===============
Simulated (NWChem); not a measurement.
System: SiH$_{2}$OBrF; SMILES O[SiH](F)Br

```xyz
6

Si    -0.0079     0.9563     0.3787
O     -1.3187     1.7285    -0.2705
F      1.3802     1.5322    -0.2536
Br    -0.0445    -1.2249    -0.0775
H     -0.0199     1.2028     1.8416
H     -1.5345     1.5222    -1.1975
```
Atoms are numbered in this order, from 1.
===============

Task item: Each line above should be duplicated without any alteration.

Task output:
Simulated (NWChem); not a measurement.
System: SiH$_{2}$OBrF; SMILES O[SiH](F)Br

```xyz
6

Si    -0.0079     0.9563     0.3787
O     -1.3187     1.7285    -0.2705
F      1.3802     1.5322    -0.2536
Br    -0.0445    -1.2249    -0.0775
H     -0.0199     1.2028     1.8416
H     -1.5345     1.5222    -1.1975
```
Atoms are numbered in this order, from 1.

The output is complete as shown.